* **Records shown**
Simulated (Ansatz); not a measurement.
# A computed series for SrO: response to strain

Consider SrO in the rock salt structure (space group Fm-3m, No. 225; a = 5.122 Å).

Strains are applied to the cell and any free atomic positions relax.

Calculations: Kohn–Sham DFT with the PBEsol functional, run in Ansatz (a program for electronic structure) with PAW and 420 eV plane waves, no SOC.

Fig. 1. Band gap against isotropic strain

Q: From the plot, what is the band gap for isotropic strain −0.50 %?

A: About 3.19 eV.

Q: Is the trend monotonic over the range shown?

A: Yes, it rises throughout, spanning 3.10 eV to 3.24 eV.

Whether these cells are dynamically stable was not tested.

* **Required action**
Could you return exactly the stretch of the data above that starts at the line with "# A computed" and ends at the line with "A: Yes, it rises", both lines included?

* **Task result**
# A computed series for SrO: response to strain

Consider SrO in the rock salt structure (space group Fm-3m, No. 225; a = 5.122 Å).

Strains are applied to the cell and any free atomic positions relax.

Calculations: Kohn–Sham DFT with the PBEsol functional, run in Ansatz (a program for electronic structure) with PAW and 420 eV plane waves, no SOC.

Fig. 1. Band gap against isotropic strain

Q: From the plot, what is the band gap for isotropic strain −0.50 %?

A: About 3.19 eV.

Q: Is the trend monotonic over the range shown?

A: Yes, it rises throughout, spanning 3.10 eV to 3.24 eV.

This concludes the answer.